All that is needed is the listing, transcribed exactly and in full.

========

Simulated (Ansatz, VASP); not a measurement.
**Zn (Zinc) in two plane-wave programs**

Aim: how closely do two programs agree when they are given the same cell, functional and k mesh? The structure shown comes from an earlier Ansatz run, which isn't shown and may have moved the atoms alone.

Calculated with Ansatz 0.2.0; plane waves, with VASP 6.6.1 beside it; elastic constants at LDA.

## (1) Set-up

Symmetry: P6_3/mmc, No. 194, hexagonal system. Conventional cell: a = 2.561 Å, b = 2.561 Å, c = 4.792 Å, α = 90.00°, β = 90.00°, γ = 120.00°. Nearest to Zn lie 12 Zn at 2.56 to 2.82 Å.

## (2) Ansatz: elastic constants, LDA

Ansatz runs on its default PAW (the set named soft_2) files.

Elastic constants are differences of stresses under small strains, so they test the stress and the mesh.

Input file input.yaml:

========

## [RESPONSE AREA]
Simulated (Ansatz, VASP); not a measurement.
**Zn (Zinc) in two plane-wave programs**

Aim: how closely do two programs agree when they are given the same cell, functional and k mesh? The structure shown comes from an earlier Ansatz run, which isn't shown and may have moved the atoms alone.

Calculated with Ansatz 0.2.0; plane waves, with VASP 6.6.1 beside it; elastic constants at LDA.

## (1) Set-up

Symmetry: P6_3/mmc, No. 194, hexagonal system. Conventional cell: a = 2.561 Å, b = 2.561 Å, c = 4.792 Å, α = 90.00°, β = 90.00°, γ = 120.00°. Nearest to Zn lie 12 Zn at 2.56 to 2.82 Å.

## (2) Ansatz: elastic constants, LDA

Ansatz runs on its default PAW (the set named soft_2) files.

Elastic constants are differences of stresses under small strains, so they test the stress and the mesh.

Input file input.yaml:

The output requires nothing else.